▶ Data excerpts
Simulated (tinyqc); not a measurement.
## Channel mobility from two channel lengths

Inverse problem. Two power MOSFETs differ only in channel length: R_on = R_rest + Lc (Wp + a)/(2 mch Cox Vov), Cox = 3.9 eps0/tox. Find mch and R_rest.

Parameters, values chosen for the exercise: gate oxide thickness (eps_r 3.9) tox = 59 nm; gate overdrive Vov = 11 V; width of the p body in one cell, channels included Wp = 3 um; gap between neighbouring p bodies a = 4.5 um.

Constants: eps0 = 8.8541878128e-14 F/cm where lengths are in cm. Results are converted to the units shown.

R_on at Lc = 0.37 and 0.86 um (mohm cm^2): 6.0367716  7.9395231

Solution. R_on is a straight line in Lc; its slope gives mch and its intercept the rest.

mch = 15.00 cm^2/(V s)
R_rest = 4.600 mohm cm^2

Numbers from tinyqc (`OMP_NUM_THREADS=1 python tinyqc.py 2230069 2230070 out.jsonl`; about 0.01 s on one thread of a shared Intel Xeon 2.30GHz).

▶ Work task
In this exercise, copy only the lines from the opening line of the material through the line where "Inverse problem. Two" appears.

▶ Response box
Simulated (tinyqc); not a measurement.
## Channel mobility from two channel lengths

Inverse problem. Two power MOSFETs differ only in channel length: R_on = R_rest + Lc (Wp + a)/(2 mch Cox Vov), Cox = 3.9 eps0/tox. Find mch and R_rest.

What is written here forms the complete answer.